Retype each entry below, keeping every character the same.

_Data records_
::::::

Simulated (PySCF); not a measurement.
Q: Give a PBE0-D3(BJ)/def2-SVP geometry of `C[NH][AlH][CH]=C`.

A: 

::::::

_Answer section_
Simulated (PySCF); not a measurement.
Q: Give a PBE0-D3(BJ)/def2-SVP geometry of `C[NH][AlH][CH]=C`.

A: 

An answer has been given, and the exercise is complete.